Assignment — Retype, word for word, every line from the one holding "-1.01 | 4.56 |" through the one holding "-0.20 | 0.06 | – |" in the entries below, both included, and only those lines.

** Provided material follows **

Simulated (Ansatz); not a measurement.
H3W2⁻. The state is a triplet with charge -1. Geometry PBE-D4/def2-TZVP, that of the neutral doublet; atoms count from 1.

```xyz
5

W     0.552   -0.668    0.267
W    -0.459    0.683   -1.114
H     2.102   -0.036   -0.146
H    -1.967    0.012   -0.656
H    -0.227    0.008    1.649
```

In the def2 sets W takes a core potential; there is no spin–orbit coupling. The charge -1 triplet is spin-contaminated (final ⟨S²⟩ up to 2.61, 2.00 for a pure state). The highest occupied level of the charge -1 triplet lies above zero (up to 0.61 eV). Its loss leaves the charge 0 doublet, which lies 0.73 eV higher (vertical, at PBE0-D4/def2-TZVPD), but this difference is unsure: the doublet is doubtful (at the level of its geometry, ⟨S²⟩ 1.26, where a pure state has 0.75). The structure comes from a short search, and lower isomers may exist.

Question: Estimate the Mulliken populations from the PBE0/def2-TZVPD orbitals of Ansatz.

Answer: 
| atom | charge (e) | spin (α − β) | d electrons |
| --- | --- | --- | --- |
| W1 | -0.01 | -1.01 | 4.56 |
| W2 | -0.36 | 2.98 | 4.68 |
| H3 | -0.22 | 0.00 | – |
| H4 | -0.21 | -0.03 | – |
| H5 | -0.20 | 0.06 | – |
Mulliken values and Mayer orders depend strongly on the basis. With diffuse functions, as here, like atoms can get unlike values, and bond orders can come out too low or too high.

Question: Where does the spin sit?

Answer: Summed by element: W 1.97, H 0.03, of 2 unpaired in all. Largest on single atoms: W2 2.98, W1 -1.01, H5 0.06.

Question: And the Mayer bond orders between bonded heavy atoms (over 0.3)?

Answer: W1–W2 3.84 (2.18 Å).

** End of Provided material **

Exercise answer —
| W1 | -0.01 | -1.01 | 4.56 |
| W2 | -0.36 | 2.98 | 4.68 |
| H3 | -0.22 | 0.00 | – |
| H4 | -0.21 | -0.03 | – |
| H5 | -0.20 | 0.06 | – |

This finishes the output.